DATA FOR REVIEW:
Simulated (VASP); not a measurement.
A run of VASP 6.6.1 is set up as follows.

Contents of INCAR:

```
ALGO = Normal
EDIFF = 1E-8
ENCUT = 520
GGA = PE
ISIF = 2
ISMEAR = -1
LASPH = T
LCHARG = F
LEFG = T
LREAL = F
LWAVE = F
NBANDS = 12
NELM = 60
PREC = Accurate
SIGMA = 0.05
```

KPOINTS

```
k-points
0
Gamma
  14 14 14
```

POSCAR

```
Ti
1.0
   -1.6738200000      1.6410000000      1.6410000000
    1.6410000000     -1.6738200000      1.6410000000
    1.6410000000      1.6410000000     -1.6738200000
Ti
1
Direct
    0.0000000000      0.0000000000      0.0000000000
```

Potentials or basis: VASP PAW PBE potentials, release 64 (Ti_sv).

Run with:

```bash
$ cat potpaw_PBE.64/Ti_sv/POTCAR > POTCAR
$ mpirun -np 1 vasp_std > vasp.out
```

ACTIVITY:
Nothing may change. Retype all of the entries.

EXERCISE SOLUTION:
Simulated (VASP); not a measurement.
A run of VASP 6.6.1 is set up as follows.

Contents of INCAR:

```
ALGO = Normal
EDIFF = 1E-8
ENCUT = 520
GGA = PE
ISIF = 2
ISMEAR = -1
LASPH = T
LCHARG = F
LEFG = T
LREAL = F
LWAVE = F
NBANDS = 12
NELM = 60
PREC = Accurate
SIGMA = 0.05
```

KPOINTS

```
k-points
0
Gamma
  14 14 14
```

POSCAR

```
Ti
1.0
   -1.6738200000      1.6410000000      1.6410000000
    1.6410000000     -1.6738200000      1.6410000000
    1.6410000000      1.6410000000     -1.6738200000
Ti
1
Direct
    0.0000000000      0.0000000000      0.0000000000
```

Potentials or basis: VASP PAW PBE potentials, release 64 (Ti_sv).

Run with:

```bash
$ cat potpaw_PBE.64/Ti_sv/POTCAR > POTCAR
$ mpirun -np 1 vasp_std > vasp.out
```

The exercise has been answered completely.